### EXERCISE
Copying exactly, give the lines in the material below from the one with "64-site cell at" to the one with "Barriers: single points", ends included, and nothing besides.

### DATA FOR ANALYSIS
○ ○ ○ ○

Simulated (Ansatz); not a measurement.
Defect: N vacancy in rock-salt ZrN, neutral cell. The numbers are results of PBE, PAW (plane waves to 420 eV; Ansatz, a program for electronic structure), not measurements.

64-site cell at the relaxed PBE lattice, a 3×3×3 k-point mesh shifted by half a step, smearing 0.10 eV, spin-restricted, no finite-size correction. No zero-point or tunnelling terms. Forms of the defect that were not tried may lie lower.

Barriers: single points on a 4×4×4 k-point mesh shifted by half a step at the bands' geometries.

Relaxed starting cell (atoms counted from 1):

○ ○ ○ ○

### ANSWER AREA
64-site cell at the relaxed PBE lattice, a 3×3×3 k-point mesh shifted by half a step, smearing 0.10 eV, spin-restricted, no finite-size correction. No zero-point or tunnelling terms. Forms of the defect that were not tried may lie lower.

Barriers: single points on a 4×4×4 k-point mesh shifted by half a step at the bands' geometries.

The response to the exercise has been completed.